= Extracted data =
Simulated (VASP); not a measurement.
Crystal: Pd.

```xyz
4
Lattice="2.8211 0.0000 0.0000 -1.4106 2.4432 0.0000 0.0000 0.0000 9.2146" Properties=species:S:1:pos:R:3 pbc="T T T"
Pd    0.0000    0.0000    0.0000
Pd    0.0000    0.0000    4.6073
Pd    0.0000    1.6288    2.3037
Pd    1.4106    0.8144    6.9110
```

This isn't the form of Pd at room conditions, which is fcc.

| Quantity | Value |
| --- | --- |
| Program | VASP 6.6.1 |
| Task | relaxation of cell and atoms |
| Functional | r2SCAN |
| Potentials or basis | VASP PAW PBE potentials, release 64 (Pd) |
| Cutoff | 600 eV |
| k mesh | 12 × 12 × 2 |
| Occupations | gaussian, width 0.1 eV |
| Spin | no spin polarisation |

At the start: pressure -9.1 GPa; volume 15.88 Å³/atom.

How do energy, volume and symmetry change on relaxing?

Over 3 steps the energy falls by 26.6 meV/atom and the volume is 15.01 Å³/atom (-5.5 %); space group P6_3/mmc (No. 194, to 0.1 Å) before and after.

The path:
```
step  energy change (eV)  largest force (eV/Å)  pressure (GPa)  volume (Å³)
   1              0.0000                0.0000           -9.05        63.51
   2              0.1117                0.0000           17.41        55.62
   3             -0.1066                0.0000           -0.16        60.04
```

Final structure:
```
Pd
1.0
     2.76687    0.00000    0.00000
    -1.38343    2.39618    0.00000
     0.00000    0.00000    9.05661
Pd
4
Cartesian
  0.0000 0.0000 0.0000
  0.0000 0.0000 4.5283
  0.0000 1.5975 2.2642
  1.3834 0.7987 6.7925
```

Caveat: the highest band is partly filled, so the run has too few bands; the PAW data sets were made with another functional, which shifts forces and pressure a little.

= Work order =
Your task is to retype the entries verbatim, starting with the line that holds "and atoms |" and stopping after the line that holds "How do energy, volume".

= Exercise output =
| Task | relaxation of cell and atoms |
| Functional | r2SCAN |
| Potentials or basis | VASP PAW PBE potentials, release 64 (Pd) |
| Cutoff | 600 eV |
| k mesh | 12 × 12 × 2 |
| Occupations | gaussian, width 0.1 eV |
| Spin | no spin polarisation |

At the start: pressure -9.1 GPa; volume 15.88 Å³/atom.

How do energy, volume and symmetry change on relaxing?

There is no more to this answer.